+---+
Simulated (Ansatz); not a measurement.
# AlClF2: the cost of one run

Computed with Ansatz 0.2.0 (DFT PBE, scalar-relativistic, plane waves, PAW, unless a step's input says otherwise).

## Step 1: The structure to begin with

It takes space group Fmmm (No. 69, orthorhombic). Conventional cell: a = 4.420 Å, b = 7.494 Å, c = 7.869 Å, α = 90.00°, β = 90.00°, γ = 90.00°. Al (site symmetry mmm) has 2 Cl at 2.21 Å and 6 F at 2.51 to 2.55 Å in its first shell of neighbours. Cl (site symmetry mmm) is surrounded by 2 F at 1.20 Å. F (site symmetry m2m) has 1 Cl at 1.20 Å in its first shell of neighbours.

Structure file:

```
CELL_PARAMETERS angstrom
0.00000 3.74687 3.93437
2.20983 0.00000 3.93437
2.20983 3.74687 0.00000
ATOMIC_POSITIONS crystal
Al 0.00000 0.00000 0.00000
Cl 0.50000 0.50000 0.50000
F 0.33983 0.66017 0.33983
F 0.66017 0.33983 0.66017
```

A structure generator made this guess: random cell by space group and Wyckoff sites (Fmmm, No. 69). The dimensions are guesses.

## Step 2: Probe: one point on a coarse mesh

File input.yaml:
+---+

## WORK ITEM
All of the material above needs to be output exactly, with no line left out.

## TASK RESULT
Simulated (Ansatz); not a measurement.
# AlClF2: the cost of one run

Computed with Ansatz 0.2.0 (DFT PBE, scalar-relativistic, plane waves, PAW, unless a step's input says otherwise).

## Step 1: The structure to begin with

It takes space group Fmmm (No. 69, orthorhombic). Conventional cell: a = 4.420 Å, b = 7.494 Å, c = 7.869 Å, α = 90.00°, β = 90.00°, γ = 90.00°. Al (site symmetry mmm) has 2 Cl at 2.21 Å and 6 F at 2.51 to 2.55 Å in its first shell of neighbours. Cl (site symmetry mmm) is surrounded by 2 F at 1.20 Å. F (site symmetry m2m) has 1 Cl at 1.20 Å in its first shell of neighbours.

Structure file:

```
CELL_PARAMETERS angstrom
0.00000 3.74687 3.93437
2.20983 0.00000 3.93437
2.20983 3.74687 0.00000
ATOMIC_POSITIONS crystal
Al 0.00000 0.00000 0.00000
Cl 0.50000 0.50000 0.50000
F 0.33983 0.66017 0.33983
F 0.66017 0.33983 0.66017
```

A structure generator made this guess: random cell by space group and Wyckoff sites (Fmmm, No. 69). The dimensions are guesses.

## Step 2: Probe: one point on a coarse mesh

File input.yaml:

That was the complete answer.